------------------------------------------------------------------------
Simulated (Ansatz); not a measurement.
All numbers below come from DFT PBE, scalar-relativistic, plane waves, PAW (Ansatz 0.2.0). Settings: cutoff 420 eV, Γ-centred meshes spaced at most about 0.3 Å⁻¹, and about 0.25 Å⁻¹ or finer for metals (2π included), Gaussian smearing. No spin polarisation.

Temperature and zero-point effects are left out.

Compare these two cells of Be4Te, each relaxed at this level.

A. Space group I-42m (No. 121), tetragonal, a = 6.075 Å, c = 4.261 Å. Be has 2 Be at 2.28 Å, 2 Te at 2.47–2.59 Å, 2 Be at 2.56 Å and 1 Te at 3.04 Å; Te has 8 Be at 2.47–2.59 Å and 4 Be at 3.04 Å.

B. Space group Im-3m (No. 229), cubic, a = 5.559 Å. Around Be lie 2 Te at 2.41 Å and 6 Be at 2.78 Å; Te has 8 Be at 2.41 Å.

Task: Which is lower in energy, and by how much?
------------------------------------------------------------------------

#### Action item:
From the top of the material above, print every line exactly, ending with the line that holds "Compare these two".

#### Task result:
Simulated (Ansatz); not a measurement.
All numbers below come from DFT PBE, scalar-relativistic, plane waves, PAW (Ansatz 0.2.0). Settings: cutoff 420 eV, Γ-centred meshes spaced at most about 0.3 Å⁻¹, and about 0.25 Å⁻¹ or finer for metals (2π included), Gaussian smearing. No spin polarisation.

Temperature and zero-point effects are left out.

Compare these two cells of Be4Te, each relaxed at this level.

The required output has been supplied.